- [STUDY MATERIAL]
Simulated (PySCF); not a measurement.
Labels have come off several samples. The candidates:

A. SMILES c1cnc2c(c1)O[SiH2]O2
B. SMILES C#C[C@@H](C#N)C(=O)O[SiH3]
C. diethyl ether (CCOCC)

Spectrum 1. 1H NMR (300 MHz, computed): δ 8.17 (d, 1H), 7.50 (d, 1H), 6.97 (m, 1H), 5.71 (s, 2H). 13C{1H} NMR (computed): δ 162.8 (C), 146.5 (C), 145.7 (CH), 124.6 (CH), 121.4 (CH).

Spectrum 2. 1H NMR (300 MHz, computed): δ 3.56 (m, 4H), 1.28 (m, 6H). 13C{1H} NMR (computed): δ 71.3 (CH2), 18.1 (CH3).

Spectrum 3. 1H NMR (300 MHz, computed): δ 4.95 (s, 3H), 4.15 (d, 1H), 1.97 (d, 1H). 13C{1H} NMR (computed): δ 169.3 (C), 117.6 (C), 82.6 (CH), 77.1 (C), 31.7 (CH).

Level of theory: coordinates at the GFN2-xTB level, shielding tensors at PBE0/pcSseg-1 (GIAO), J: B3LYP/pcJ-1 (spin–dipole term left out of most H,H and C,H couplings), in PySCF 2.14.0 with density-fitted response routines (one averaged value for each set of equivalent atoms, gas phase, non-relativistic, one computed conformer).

- [ASSIGNMENT]
Nothing in the data may be omitted; transcribe it exactly.

- [WRITTEN REPLY]
Simulated (PySCF); not a measurement.
Labels have come off several samples. The candidates:

A. SMILES c1cnc2c(c1)O[SiH2]O2
B. SMILES C#C[C@@H](C#N)C(=O)O[SiH3]
C. diethyl ether (CCOCC)

Spectrum 1. 1H NMR (300 MHz, computed): δ 8.17 (d, 1H), 7.50 (d, 1H), 6.97 (m, 1H), 5.71 (s, 2H). 13C{1H} NMR (computed): δ 162.8 (C), 146.5 (C), 145.7 (CH), 124.6 (CH), 121.4 (CH).

Spectrum 2. 1H NMR (300 MHz, computed): δ 3.56 (m, 4H), 1.28 (m, 6H). 13C{1H} NMR (computed): δ 71.3 (CH2), 18.1 (CH3).

Spectrum 3. 1H NMR (300 MHz, computed): δ 4.95 (s, 3H), 4.15 (d, 1H), 1.97 (d, 1H). 13C{1H} NMR (computed): δ 169.3 (C), 117.6 (C), 82.6 (CH), 77.1 (C), 31.7 (CH).

Level of theory: coordinates at the GFN2-xTB level, shielding tensors at PBE0/pcSseg-1 (GIAO), J: B3LYP/pcJ-1 (spin–dipole term left out of most H,H and C,H couplings), in PySCF 2.14.0 with density-fitted response routines (one averaged value for each set of equivalent atoms, gas phase, non-relativistic, one computed conformer).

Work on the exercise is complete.